------------------------------------
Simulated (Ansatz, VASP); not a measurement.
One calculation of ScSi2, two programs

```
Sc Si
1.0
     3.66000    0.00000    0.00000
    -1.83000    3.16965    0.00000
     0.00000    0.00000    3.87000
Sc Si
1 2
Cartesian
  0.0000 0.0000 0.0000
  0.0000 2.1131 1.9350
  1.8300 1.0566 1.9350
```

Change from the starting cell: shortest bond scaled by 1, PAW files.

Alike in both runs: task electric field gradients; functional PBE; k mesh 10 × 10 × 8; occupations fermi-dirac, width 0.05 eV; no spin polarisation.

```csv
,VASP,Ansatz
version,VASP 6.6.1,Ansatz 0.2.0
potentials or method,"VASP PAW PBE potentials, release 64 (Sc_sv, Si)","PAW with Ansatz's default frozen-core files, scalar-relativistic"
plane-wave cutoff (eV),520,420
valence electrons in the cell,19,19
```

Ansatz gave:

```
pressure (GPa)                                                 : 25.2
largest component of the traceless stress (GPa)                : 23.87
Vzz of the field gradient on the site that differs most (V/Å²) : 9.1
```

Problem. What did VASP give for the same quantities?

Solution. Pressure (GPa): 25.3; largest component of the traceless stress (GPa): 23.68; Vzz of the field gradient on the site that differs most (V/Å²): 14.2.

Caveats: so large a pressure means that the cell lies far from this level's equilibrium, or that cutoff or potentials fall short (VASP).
------------------------------------

Word for word, restate each of the records above.

Simulated (Ansatz, VASP); not a measurement.
One calculation of ScSi2, two programs

```
Sc Si
1.0
     3.66000    0.00000    0.00000
    -1.83000    3.16965    0.00000
     0.00000    0.00000    3.87000
Sc Si
1 2
Cartesian
  0.0000 0.0000 0.0000
  0.0000 2.1131 1.9350
  1.8300 1.0566 1.9350
```

Change from the starting cell: shortest bond scaled by 1, PAW files.

Alike in both runs: task electric field gradients; functional PBE; k mesh 10 × 10 × 8; occupations fermi-dirac, width 0.05 eV; no spin polarisation.

```csv
,VASP,Ansatz
version,VASP 6.6.1,Ansatz 0.2.0
potentials or method,"VASP PAW PBE potentials, release 64 (Sc_sv, Si)","PAW with Ansatz's default frozen-core files, scalar-relativistic"
plane-wave cutoff (eV),520,420
valence electrons in the cell,19,19
```

Ansatz gave:

```
pressure (GPa)                                                 : 25.2
largest component of the traceless stress (GPa)                : 23.87
Vzz of the field gradient on the site that differs most (V/Å²) : 9.1
```

Problem. What did VASP give for the same quantities?

Solution. Pressure (GPa): 25.3; largest component of the traceless stress (GPa): 23.68; Vzz of the field gradient on the site that differs most (V/Å²): 14.2.

Caveats: so large a pressure means that the cell lies far from this level's equilibrium, or that cutoff or potentials fall short (VASP).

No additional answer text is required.